§ REQUIRED ACTION:
Your output should be the lines from the start of the data through the line containing "Bonds: F1–C2, C2–F3, C2–C4, C4–Se5.", exactly and nothing more.

§ DATA LISTING:
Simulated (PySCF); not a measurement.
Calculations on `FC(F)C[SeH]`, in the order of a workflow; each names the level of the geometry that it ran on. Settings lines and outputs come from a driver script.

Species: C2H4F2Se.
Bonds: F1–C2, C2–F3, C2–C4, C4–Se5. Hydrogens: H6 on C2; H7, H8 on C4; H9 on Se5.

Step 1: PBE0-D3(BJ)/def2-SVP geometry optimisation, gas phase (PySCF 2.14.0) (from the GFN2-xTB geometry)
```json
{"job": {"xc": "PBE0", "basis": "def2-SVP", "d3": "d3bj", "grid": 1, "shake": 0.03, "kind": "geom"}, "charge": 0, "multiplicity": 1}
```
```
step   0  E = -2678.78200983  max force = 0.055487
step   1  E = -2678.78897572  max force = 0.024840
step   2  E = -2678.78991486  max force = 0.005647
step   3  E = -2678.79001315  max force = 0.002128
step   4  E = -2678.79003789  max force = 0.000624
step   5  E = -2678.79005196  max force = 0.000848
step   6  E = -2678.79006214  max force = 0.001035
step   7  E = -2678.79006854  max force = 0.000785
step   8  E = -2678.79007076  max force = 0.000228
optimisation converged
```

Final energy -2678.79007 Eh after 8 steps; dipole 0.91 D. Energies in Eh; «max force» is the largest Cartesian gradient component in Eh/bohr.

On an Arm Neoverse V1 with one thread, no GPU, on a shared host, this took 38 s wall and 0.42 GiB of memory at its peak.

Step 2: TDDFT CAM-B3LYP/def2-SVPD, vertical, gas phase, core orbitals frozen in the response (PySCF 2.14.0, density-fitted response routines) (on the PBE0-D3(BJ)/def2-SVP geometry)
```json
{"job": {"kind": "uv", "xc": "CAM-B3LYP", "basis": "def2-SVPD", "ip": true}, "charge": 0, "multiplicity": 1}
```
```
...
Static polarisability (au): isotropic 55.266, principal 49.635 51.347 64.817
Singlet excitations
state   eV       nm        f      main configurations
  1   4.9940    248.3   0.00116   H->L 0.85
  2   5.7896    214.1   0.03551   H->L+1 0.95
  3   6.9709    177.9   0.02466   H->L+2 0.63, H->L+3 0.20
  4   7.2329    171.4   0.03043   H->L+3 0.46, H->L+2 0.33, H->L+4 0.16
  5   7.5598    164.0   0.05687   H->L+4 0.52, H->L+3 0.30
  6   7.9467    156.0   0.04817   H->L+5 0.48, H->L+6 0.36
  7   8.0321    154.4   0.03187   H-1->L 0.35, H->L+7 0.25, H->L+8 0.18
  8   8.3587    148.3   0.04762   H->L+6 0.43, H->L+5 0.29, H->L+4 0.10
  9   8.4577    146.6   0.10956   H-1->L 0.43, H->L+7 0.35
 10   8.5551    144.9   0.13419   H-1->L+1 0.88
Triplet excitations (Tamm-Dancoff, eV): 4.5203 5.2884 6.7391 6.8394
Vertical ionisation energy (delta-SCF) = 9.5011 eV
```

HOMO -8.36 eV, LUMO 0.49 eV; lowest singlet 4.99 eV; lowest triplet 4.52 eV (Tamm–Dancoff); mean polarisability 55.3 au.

§ EXERCISE OUTPUT:
Simulated (PySCF); not a measurement.
Calculations on `FC(F)C[SeH]`, in the order of a workflow; each names the level of the geometry that it ran on. Settings lines and outputs come from a driver script.

Species: C2H4F2Se.
Bonds: F1–C2, C2–F3, C2–C4, C4–Se5. Hydrogens: H6 on C2; H7, H8 on C4; H9 on Se5.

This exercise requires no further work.